WORK INSTRUCTION:
All records are to be retyped faithfully and completely.

DATASET EXCERPTS:
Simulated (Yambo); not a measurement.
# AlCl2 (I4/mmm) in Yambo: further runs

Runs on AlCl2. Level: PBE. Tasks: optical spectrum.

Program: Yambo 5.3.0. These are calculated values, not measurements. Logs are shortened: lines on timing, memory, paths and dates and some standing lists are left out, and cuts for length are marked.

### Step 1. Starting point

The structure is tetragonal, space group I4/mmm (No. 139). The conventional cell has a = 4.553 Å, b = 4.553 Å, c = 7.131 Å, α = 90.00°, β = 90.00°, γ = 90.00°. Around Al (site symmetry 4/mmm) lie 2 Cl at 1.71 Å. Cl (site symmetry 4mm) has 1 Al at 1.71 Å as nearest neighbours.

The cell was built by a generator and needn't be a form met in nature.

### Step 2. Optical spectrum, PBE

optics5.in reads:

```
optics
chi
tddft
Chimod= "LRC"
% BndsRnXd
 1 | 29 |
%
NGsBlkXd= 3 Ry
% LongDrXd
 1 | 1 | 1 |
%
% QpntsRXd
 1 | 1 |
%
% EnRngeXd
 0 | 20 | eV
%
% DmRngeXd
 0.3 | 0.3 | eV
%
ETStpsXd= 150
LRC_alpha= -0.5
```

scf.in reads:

EXERCISE ANSWER:
Simulated (Yambo); not a measurement.
# AlCl2 (I4/mmm) in Yambo: further runs

Runs on AlCl2. Level: PBE. Tasks: optical spectrum.

Program: Yambo 5.3.0. These are calculated values, not measurements. Logs are shortened: lines on timing, memory, paths and dates and some standing lists are left out, and cuts for length are marked.

### Step 1. Starting point

The structure is tetragonal, space group I4/mmm (No. 139). The conventional cell has a = 4.553 Å, b = 4.553 Å, c = 7.131 Å, α = 90.00°, β = 90.00°, γ = 90.00°. Around Al (site symmetry 4/mmm) lie 2 Cl at 1.71 Å. Cl (site symmetry 4mm) has 1 Al at 1.71 Å as nearest neighbours.

The cell was built by a generator and needn't be a form met in nature.

### Step 2. Optical spectrum, PBE

optics5.in reads:

```
optics
chi
tddft
Chimod= "LRC"
% BndsRnXd
 1 | 29 |
%
NGsBlkXd= 3 Ry
% LongDrXd
 1 | 1 | 1 |
%
% QpntsRXd
 1 | 1 |
%
% EnRngeXd
 0 | 20 | eV
%
% DmRngeXd
 0.3 | 0.3 | eV
%
ETStpsXd= 150
LRC_alpha= -0.5
```

scf.in reads:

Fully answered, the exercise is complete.